> PROVIDED DATA:
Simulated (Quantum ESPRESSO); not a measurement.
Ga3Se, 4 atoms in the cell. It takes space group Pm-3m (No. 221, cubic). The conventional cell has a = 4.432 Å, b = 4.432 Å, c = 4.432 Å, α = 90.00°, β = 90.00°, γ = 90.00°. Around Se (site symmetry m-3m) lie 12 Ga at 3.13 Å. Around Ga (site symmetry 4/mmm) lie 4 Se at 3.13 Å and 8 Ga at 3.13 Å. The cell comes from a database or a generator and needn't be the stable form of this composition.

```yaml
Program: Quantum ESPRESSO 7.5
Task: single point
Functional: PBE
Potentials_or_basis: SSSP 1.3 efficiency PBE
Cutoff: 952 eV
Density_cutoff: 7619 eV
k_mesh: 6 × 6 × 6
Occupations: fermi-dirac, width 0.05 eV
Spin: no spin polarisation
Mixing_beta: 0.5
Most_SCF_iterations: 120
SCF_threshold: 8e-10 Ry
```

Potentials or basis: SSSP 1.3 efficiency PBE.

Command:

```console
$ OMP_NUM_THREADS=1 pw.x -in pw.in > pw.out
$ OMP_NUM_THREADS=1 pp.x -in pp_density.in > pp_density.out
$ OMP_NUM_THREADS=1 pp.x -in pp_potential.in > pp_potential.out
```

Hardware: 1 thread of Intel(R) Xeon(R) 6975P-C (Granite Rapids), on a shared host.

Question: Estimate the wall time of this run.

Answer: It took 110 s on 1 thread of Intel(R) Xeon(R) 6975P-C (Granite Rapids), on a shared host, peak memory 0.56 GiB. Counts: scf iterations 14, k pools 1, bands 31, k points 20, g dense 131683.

> TASK ITEM: Taking the lines above, repeat exactly those from the line that contains "Potentials or basis: SSSP 1.3 efficiency PBE." through the line that contains "Question: Estimate the wall time of this run.", and both of those lines as well. Include nothing else.

> WRITTEN SOLUTION:
Potentials or basis: SSSP 1.3 efficiency PBE.

Command:

```console
$ OMP_NUM_THREADS=1 pw.x -in pw.in > pw.out
$ OMP_NUM_THREADS=1 pp.x -in pp_density.in > pp_density.out
$ OMP_NUM_THREADS=1 pp.x -in pp_potential.in > pp_potential.out
```

Hardware: 1 thread of Intel(R) Xeon(R) 6975P-C (Granite Rapids), on a shared host.

Question: Estimate the wall time of this run.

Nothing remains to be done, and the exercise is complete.